*****

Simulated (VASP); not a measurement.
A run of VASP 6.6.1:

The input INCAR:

*****

ASSIGNED TASK —
Every entry should be reproduced exactly, with no part omitted.

RESPONSE —
Simulated (VASP); not a measurement.
A run of VASP 6.6.1:

The input INCAR:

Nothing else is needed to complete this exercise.